> _Exercise_
Below this line is the material. Write out only its lines from the one containing "worked from levels**" through the one containing "their components |", both kept, exactly.

> _Data extract_
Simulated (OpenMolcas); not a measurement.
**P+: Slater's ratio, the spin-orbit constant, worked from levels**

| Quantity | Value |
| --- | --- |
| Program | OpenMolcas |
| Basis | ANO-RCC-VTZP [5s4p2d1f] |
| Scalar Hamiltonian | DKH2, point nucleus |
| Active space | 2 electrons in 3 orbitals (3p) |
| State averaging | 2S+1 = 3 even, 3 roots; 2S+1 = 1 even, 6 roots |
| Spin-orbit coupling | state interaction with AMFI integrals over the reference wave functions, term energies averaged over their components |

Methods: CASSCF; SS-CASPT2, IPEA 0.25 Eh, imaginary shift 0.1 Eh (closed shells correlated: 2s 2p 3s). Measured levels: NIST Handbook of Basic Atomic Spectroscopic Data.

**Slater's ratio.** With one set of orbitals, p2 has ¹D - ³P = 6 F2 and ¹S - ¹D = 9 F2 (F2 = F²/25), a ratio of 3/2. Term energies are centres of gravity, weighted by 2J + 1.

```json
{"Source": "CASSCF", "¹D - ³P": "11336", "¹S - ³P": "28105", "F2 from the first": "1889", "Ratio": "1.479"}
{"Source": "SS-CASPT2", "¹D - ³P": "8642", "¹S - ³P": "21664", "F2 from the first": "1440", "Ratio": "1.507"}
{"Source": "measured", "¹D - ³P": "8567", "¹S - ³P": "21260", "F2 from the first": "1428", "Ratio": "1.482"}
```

> _Result_
**P+: Slater's ratio, the spin-orbit constant, worked from levels**

| Quantity | Value |
| --- | --- |
| Program | OpenMolcas |
| Basis | ANO-RCC-VTZP [5s4p2d1f] |
| Scalar Hamiltonian | DKH2, point nucleus |
| Active space | 2 electrons in 3 orbitals (3p) |
| State averaging | 2S+1 = 3 even, 3 roots; 2S+1 = 1 even, 6 roots |
| Spin-orbit coupling | state interaction with AMFI integrals over the reference wave functions, term energies averaged over their components |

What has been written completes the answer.